• _RECORDS SHOWN_:
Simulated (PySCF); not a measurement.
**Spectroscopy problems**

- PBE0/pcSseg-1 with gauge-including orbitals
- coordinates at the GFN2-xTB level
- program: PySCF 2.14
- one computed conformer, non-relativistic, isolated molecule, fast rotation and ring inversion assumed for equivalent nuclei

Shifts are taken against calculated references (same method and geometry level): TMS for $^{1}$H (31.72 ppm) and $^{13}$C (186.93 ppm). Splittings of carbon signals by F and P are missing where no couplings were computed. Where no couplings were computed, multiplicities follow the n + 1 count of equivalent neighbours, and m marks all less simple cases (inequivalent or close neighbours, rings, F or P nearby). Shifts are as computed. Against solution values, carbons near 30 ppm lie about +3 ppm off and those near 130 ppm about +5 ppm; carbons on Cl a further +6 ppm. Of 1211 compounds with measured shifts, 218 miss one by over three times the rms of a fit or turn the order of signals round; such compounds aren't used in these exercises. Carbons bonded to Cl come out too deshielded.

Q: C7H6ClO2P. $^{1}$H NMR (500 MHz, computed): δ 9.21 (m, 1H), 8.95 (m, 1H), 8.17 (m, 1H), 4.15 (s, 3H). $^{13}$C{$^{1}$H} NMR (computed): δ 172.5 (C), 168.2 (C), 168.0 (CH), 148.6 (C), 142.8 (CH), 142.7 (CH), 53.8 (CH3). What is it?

• _ACTIVITY_: Your task is to repeat the records exactly. Begin at their first line and stop after the line containing "- one computed".

• _ANSWER BOX_:
Simulated (PySCF); not a measurement.
**Spectroscopy problems**

- PBE0/pcSseg-1 with gauge-including orbitals
- coordinates at the GFN2-xTB level
- program: PySCF 2.14
- one computed conformer, non-relativistic, isolated molecule, fast rotation and ring inversion assumed for equivalent nuclei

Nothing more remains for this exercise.